ASSIGNMENT: Copy out all the entries exactly.

GIVEN INFORMATION:

************

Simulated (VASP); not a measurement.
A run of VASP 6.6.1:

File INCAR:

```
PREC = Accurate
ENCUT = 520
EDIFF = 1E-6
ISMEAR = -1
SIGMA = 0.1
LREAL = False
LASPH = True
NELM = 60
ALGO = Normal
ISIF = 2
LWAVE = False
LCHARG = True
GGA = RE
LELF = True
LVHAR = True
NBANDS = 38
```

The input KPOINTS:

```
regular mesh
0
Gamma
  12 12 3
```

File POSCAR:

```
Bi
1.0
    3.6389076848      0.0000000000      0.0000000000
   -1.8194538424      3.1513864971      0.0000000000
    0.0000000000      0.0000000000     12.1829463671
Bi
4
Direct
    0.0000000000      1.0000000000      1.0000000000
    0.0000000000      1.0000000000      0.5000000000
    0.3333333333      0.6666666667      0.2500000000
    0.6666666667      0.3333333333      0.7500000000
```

************

RESPONSE:
Simulated (VASP); not a measurement.
A run of VASP 6.6.1:

File INCAR:

```
PREC = Accurate
ENCUT = 520
EDIFF = 1E-6
ISMEAR = -1
SIGMA = 0.1
LREAL = False
LASPH = True
NELM = 60
ALGO = Normal
ISIF = 2
LWAVE = False
LCHARG = True
GGA = RE
LELF = True
LVHAR = True
NBANDS = 38
```

The input KPOINTS:

```
regular mesh
0
Gamma
  12 12 3
```

File POSCAR:

```
Bi
1.0
    3.6389076848      0.0000000000      0.0000000000
   -1.8194538424      3.1513864971      0.0000000000
    0.0000000000      0.0000000000     12.1829463671
Bi
4
Direct
    0.0000000000      1.0000000000      1.0000000000
    0.0000000000      1.0000000000      0.5000000000
    0.3333333333      0.6666666667      0.2500000000
    0.6666666667      0.3333333333      0.7500000000
```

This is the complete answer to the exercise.